==== SUPPLIED INFORMATION ====

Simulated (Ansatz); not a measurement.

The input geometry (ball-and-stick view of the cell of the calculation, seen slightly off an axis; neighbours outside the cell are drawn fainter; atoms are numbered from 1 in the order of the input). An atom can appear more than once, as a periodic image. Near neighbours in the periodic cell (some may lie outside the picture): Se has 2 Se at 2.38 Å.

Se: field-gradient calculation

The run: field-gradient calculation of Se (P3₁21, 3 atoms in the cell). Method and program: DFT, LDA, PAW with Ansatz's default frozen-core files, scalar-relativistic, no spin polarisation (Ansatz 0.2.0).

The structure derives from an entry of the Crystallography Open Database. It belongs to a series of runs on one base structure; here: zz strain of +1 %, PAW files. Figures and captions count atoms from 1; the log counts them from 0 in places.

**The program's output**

====

= WORK TASK =
Please return the lines above exactly, from the first one down to the line with "The structure derives", and stop after that line.

= RESPONSE BOX =
Simulated (Ansatz); not a measurement.

The input geometry (ball-and-stick view of the cell of the calculation, seen slightly off an axis; neighbours outside the cell are drawn fainter; atoms are numbered from 1 in the order of the input). An atom can appear more than once, as a periodic image. Near neighbours in the periodic cell (some may lie outside the picture): Se has 2 Se at 2.38 Å.

Se: field-gradient calculation

The run: field-gradient calculation of Se (P3₁21, 3 atoms in the cell). Method and program: DFT, LDA, PAW with Ansatz's default frozen-core files, scalar-relativistic, no spin polarisation (Ansatz 0.2.0).

The structure derives from an entry of the Crystallography Open Database. It belongs to a series of runs on one base structure; here: zz strain of +1 %, PAW files. Figures and captions count atoms from 1; the log counts them from 0 in places.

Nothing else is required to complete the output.